Activity:
Go through the data from its first line and retype each line, stopping once the line containing "# C6H7ClFSi: the cost of one run" has been retyped.

Supplied records:
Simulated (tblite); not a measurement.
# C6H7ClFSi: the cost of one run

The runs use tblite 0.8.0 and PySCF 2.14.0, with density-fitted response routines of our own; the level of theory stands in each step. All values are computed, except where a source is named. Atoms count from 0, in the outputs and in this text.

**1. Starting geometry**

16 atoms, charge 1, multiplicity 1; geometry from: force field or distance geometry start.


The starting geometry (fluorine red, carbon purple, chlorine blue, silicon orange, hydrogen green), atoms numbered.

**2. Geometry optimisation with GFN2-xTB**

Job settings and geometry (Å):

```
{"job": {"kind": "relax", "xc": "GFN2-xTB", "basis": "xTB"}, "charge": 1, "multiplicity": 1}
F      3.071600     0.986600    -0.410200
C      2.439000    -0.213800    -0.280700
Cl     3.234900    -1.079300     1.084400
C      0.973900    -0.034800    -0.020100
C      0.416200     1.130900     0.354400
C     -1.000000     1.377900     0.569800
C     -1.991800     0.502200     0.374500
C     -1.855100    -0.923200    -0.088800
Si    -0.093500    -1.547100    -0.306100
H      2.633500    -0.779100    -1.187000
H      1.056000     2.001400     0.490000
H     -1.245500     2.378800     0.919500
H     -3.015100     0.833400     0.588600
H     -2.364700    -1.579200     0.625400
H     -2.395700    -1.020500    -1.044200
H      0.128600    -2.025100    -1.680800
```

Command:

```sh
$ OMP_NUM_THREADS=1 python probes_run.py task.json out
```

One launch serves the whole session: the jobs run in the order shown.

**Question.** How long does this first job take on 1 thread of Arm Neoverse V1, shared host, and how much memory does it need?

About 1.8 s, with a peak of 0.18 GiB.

Response:
Simulated (tblite); not a measurement.
# C6H7ClFSi: the cost of one run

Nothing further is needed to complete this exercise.